Extracted data

┏━━

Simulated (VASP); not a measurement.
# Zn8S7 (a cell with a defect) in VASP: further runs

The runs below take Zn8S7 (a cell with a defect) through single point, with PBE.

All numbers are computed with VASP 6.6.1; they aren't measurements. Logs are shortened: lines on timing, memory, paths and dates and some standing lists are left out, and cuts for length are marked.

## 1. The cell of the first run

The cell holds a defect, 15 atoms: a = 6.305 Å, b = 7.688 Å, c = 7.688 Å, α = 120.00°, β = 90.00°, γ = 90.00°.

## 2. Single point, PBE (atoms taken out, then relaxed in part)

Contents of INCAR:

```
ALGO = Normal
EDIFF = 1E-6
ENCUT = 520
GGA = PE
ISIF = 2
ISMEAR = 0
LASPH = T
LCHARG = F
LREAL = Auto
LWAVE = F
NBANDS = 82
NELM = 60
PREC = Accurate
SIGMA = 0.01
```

┗━━

Work item
Output every record without changing any wording.

Written solution
Simulated (VASP); not a measurement.
# Zn8S7 (a cell with a defect) in VASP: further runs

The runs below take Zn8S7 (a cell with a defect) through single point, with PBE.

All numbers are computed with VASP 6.6.1; they aren't measurements. Logs are shortened: lines on timing, memory, paths and dates and some standing lists are left out, and cuts for length are marked.

## 1. The cell of the first run

The cell holds a defect, 15 atoms: a = 6.305 Å, b = 7.688 Å, c = 7.688 Å, α = 120.00°, β = 90.00°, γ = 90.00°.

## 2. Single point, PBE (atoms taken out, then relaxed in part)

Contents of INCAR:

```
ALGO = Normal
EDIFF = 1E-6
ENCUT = 520
GGA = PE
ISIF = 2
ISMEAR = 0
LASPH = T
LCHARG = F
LREAL = Auto
LWAVE = F
NBANDS = 82
NELM = 60
PREC = Accurate
SIGMA = 0.01
```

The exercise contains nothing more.